_Activity_.
Reproduce the entries from their first line up to and including the line with "# Geometry relaxation, with". Leave out everything after it.

_The data_.
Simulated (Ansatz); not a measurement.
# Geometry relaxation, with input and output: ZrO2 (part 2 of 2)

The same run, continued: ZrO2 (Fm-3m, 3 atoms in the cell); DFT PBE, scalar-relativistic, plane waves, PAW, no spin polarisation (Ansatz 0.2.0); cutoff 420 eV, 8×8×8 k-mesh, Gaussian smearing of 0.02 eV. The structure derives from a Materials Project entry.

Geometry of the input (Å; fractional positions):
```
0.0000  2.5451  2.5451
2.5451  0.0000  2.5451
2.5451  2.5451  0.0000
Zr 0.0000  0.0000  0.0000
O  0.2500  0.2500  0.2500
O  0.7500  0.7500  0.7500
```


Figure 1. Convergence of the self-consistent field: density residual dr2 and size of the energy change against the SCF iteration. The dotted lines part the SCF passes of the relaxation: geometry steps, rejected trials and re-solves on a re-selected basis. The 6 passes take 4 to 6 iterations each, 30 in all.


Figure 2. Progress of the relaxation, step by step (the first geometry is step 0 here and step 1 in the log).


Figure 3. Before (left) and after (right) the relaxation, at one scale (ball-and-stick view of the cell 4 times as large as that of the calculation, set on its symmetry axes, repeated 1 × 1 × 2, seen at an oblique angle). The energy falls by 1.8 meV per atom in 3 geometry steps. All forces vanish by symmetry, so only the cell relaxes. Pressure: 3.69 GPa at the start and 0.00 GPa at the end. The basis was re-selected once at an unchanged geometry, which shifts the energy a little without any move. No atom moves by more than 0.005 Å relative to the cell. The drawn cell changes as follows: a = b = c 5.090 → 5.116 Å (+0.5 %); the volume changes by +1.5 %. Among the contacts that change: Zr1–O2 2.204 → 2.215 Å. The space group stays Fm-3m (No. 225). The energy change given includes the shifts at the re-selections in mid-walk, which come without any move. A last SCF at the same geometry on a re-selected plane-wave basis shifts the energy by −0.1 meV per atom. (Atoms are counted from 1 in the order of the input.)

_Problem solution_.
Simulated (Ansatz); not a measurement.
# Geometry relaxation, with input and output: ZrO2 (part 2 of 2)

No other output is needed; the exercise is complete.